→ **AVAILABLE DATA**:
%%

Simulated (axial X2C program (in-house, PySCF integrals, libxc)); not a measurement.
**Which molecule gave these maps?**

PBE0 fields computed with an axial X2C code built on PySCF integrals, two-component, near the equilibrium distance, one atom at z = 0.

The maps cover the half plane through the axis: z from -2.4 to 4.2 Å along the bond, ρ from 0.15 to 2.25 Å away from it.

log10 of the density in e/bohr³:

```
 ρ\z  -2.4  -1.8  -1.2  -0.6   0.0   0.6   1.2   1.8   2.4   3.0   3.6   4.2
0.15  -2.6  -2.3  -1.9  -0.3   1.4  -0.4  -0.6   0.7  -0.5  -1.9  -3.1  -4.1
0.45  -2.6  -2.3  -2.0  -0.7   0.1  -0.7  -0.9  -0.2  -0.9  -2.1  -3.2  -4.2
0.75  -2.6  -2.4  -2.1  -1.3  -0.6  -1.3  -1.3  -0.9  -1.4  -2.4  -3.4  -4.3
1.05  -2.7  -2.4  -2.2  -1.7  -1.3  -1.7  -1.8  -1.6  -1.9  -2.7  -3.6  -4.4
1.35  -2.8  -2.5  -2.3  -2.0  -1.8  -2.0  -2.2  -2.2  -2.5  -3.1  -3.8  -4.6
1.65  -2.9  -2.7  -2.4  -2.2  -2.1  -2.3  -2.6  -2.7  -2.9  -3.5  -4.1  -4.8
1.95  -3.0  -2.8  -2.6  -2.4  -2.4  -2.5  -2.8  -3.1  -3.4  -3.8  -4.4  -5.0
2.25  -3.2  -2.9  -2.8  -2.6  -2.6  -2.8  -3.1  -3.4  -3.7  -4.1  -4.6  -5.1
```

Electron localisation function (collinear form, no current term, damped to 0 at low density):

%%

→ **WORK ORDER**: Could you copy exactly the lines from the first line of the records above through the line containing "PBE0 fields computed", both included, and nothing else?

→ **EXERCISE ANSWER**:
Simulated (axial X2C program (in-house, PySCF integrals, libxc)); not a measurement.
**Which molecule gave these maps?**

PBE0 fields computed with an axial X2C code built on PySCF integrals, two-component, near the equilibrium distance, one atom at z = 0.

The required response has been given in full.